*Work task*:
Reproduce the whole listing that follows, exactly as it stands.

*Entries provided*:
_ _ _ _ _

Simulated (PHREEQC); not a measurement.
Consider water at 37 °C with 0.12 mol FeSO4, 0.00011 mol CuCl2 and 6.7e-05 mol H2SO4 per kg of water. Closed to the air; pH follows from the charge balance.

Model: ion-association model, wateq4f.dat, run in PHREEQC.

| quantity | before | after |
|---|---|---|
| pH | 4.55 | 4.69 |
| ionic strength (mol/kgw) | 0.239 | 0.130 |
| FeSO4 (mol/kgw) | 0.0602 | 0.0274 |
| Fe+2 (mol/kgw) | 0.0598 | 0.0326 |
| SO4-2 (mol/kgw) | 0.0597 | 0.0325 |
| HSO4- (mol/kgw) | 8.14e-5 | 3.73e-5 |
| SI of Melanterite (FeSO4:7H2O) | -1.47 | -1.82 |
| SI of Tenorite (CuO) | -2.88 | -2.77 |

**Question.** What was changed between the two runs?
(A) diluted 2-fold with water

_ _ _ _ _

*Response area*:
Simulated (PHREEQC); not a measurement.
Consider water at 37 °C with 0.12 mol FeSO4, 0.00011 mol CuCl2 and 6.7e-05 mol H2SO4 per kg of water. Closed to the air; pH follows from the charge balance.

Model: ion-association model, wateq4f.dat, run in PHREEQC.

| quantity | before | after |
|---|---|---|
| pH | 4.55 | 4.69 |
| ionic strength (mol/kgw) | 0.239 | 0.130 |
| FeSO4 (mol/kgw) | 0.0602 | 0.0274 |
| Fe+2 (mol/kgw) | 0.0598 | 0.0326 |
| SO4-2 (mol/kgw) | 0.0597 | 0.0325 |
| HSO4- (mol/kgw) | 8.14e-5 | 3.73e-5 |
| SI of Melanterite (FeSO4:7H2O) | -1.47 | -1.82 |
| SI of Tenorite (CuO) | -2.88 | -2.77 |

**Question.** What was changed between the two runs?
(A) diluted 2-fold with water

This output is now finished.